__Brief__: Write out the lines from the top of the material through the line with "spin polarisation |", exactly and with nothing added.

######

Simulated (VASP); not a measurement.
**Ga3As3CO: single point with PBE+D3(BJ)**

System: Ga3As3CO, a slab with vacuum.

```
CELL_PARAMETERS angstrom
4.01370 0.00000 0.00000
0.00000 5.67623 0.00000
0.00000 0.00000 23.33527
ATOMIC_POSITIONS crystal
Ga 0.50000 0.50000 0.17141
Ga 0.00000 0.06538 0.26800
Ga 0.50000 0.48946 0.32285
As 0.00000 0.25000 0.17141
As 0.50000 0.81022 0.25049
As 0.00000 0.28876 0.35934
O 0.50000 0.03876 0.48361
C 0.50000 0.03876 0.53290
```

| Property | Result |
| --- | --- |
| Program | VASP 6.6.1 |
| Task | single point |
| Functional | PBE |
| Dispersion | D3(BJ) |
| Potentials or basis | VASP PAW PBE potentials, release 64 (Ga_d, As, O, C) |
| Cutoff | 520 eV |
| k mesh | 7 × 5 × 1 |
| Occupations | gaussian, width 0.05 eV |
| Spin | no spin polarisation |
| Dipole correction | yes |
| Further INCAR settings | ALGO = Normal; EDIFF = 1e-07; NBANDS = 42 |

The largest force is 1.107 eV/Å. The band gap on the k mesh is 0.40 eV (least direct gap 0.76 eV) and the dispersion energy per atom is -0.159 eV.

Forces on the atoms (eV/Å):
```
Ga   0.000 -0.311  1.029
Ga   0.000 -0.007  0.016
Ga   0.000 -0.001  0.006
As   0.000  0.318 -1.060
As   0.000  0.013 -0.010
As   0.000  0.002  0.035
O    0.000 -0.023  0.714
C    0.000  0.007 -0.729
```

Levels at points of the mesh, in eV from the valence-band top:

######

__Exercise answer__:
Simulated (VASP); not a measurement.
**Ga3As3CO: single point with PBE+D3(BJ)**

System: Ga3As3CO, a slab with vacuum.

```
CELL_PARAMETERS angstrom
4.01370 0.00000 0.00000
0.00000 5.67623 0.00000
0.00000 0.00000 23.33527
ATOMIC_POSITIONS crystal
Ga 0.50000 0.50000 0.17141
Ga 0.00000 0.06538 0.26800
Ga 0.50000 0.48946 0.32285
As 0.00000 0.25000 0.17141
As 0.50000 0.81022 0.25049
As 0.00000 0.28876 0.35934
O 0.50000 0.03876 0.48361
C 0.50000 0.03876 0.53290
```

| Property | Result |
| --- | --- |
| Program | VASP 6.6.1 |
| Task | single point |
| Functional | PBE |
| Dispersion | D3(BJ) |
| Potentials or basis | VASP PAW PBE potentials, release 64 (Ga_d, As, O, C) |
| Cutoff | 520 eV |
| k mesh | 7 × 5 × 1 |
| Occupations | gaussian, width 0.05 eV |
| Spin | no spin polarisation |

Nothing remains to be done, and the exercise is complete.